Activity
Return the lines exactly as they stand, from the first of the material through the line containing "Text and figures".

====== Data to examine
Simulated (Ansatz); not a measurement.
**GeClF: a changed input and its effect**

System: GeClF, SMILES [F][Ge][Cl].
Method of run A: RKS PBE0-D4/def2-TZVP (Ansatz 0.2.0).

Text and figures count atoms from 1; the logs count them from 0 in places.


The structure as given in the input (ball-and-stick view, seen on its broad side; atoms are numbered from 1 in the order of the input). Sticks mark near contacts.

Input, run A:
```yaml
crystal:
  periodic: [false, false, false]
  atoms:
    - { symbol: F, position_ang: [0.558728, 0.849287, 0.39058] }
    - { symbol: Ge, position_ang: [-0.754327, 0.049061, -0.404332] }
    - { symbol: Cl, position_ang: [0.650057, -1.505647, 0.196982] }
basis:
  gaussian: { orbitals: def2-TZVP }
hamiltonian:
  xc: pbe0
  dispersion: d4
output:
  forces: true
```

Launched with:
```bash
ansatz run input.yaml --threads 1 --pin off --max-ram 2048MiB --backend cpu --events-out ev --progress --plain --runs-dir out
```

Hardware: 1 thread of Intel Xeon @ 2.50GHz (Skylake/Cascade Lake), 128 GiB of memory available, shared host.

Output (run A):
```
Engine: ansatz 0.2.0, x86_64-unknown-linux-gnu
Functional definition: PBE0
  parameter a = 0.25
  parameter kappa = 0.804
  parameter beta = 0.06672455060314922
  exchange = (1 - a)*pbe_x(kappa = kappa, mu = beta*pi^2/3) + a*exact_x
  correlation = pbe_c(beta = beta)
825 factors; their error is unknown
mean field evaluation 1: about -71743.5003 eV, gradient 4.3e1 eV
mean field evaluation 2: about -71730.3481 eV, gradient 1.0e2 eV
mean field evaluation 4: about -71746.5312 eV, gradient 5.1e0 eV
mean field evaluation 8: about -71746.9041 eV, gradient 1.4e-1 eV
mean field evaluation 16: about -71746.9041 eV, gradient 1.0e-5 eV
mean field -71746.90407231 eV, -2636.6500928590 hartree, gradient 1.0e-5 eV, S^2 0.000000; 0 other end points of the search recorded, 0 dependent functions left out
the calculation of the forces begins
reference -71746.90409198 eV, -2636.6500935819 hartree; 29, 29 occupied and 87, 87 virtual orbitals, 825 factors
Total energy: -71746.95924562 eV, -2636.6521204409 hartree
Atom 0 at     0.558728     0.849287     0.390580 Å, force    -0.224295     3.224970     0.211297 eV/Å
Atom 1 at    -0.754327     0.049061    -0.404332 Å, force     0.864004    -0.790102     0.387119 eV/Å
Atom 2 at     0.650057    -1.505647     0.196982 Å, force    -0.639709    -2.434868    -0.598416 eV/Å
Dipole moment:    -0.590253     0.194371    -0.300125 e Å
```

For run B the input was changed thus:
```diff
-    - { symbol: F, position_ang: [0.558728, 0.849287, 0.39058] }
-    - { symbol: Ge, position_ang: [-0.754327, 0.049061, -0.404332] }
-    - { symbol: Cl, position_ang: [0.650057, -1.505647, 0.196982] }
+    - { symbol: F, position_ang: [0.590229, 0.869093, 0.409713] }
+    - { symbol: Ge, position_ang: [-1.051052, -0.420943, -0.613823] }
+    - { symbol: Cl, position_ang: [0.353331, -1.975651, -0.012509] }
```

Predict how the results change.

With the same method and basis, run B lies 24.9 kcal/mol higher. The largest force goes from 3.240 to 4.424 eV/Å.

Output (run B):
============

Answer box
Simulated (Ansatz); not a measurement.
**GeClF: a changed input and its effect**

System: GeClF, SMILES [F][Ge][Cl].
Method of run A: RKS PBE0-D4/def2-TZVP (Ansatz 0.2.0).

Text and figures count atoms from 1; the logs count them from 0 in places.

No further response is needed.